Action item —
The answer must consist only of the lines from the line with "Crystal: BN." to the line with "Pressure: -11.0 GPa", both included, exactly as they stand below.

───

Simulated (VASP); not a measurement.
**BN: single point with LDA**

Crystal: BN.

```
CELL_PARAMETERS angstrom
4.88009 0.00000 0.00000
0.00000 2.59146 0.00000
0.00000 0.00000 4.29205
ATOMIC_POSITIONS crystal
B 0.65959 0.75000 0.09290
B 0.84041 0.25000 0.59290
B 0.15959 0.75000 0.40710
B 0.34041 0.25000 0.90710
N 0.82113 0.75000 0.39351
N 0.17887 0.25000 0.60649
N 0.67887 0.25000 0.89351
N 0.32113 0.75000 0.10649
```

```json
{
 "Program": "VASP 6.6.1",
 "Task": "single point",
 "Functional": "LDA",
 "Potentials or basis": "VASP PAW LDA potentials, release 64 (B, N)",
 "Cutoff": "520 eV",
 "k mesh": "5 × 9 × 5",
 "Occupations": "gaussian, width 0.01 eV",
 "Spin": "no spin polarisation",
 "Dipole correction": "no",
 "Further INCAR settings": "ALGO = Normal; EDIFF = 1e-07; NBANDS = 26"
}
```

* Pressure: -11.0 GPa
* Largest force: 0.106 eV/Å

───

Task answer —
Crystal: BN.

```
CELL_PARAMETERS angstrom
4.88009 0.00000 0.00000
0.00000 2.59146 0.00000
0.00000 0.00000 4.29205
ATOMIC_POSITIONS crystal
B 0.65959 0.75000 0.09290
B 0.84041 0.25000 0.59290
B 0.15959 0.75000 0.40710
B 0.34041 0.25000 0.90710
N 0.82113 0.75000 0.39351
N 0.17887 0.25000 0.60649
N 0.67887 0.25000 0.89351
N 0.32113 0.75000 0.10649
```

```json
{
 "Program": "VASP 6.6.1",
 "Task": "single point",
 "Functional": "LDA",
 "Potentials or basis": "VASP PAW LDA potentials, release 64 (B, N)",
 "Cutoff": "520 eV",
 "k mesh": "5 × 9 × 5",
 "Occupations": "gaussian, width 0.01 eV",
 "Spin": "no spin polarisation",
 "Dipole correction": "no",
 "Further INCAR settings": "ALGO = Normal; EDIFF = 1e-07; NBANDS = 26"
}
```

* Pressure: -11.0 GPa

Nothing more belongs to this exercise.